^^^^

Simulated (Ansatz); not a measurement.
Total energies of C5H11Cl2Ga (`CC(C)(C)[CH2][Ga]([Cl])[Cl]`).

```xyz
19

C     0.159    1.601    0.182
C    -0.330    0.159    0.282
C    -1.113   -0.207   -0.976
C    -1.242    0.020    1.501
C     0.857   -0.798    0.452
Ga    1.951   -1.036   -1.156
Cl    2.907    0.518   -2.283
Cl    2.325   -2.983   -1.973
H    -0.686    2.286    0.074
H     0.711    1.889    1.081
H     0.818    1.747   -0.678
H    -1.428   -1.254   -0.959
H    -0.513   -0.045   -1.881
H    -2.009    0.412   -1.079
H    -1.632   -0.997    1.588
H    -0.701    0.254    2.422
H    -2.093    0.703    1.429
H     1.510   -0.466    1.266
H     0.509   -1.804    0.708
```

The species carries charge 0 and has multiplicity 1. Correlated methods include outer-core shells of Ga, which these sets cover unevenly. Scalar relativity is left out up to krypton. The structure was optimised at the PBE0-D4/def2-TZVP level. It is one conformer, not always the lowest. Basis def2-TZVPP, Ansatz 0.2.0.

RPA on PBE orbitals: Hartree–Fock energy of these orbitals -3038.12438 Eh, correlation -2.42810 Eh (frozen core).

^^^^

#### WORK TASK
Restate the material above exactly, leaving nothing out.

#### EXERCISE OUTPUT
Simulated (Ansatz); not a measurement.
Total energies of C5H11Cl2Ga (`CC(C)(C)[CH2][Ga]([Cl])[Cl]`).

```xyz
19

C     0.159    1.601    0.182
C    -0.330    0.159    0.282
C    -1.113   -0.207   -0.976
C    -1.242    0.020    1.501
C     0.857   -0.798    0.452
Ga    1.951   -1.036   -1.156
Cl    2.907    0.518   -2.283
Cl    2.325   -2.983   -1.973
H    -0.686    2.286    0.074
H     0.711    1.889    1.081
H     0.818    1.747   -0.678
H    -1.428   -1.254   -0.959
H    -0.513   -0.045   -1.881
H    -2.009    0.412   -1.079
H    -1.632   -0.997    1.588
H    -0.701    0.254    2.422
H    -2.093    0.703    1.429
H     1.510   -0.466    1.266
H     0.509   -1.804    0.708
```

The species carries charge 0 and has multiplicity 1. Correlated methods include outer-core shells of Ga, which these sets cover unevenly. Scalar relativity is left out up to krypton. The structure was optimised at the PBE0-D4/def2-TZVP level. It is one conformer, not always the lowest. Basis def2-TZVPP, Ansatz 0.2.0.

RPA on PBE orbitals: Hartree–Fock energy of these orbitals -3038.12438 Eh, correlation -2.42810 Eh (frozen core).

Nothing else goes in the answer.